ASSIGNED TASK:
The entries should be given again so that each one matches the original exactly.

________

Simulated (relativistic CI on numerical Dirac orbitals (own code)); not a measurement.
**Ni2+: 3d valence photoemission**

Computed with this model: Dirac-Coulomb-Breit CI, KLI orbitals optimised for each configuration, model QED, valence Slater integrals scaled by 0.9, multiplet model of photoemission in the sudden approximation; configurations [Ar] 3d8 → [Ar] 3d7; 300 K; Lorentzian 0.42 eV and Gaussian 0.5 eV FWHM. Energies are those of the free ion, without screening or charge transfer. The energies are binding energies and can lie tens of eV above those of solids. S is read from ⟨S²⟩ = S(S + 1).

________

ANSWER BOX:
Simulated (relativistic CI on numerical Dirac orbitals (own code)); not a measurement.
**Ni2+: 3d valence photoemission**

Computed with this model: Dirac-Coulomb-Breit CI, KLI orbitals optimised for each configuration, model QED, valence Slater integrals scaled by 0.9, multiplet model of photoemission in the sudden approximation; configurations [Ar] 3d8 → [Ar] 3d7; 300 K; Lorentzian 0.42 eV and Gaussian 0.5 eV FWHM. Energies are those of the free ion, without screening or charge transfer. The energies are binding energies and can lie tens of eV above those of solids. S is read from ⟨S²⟩ = S(S + 1).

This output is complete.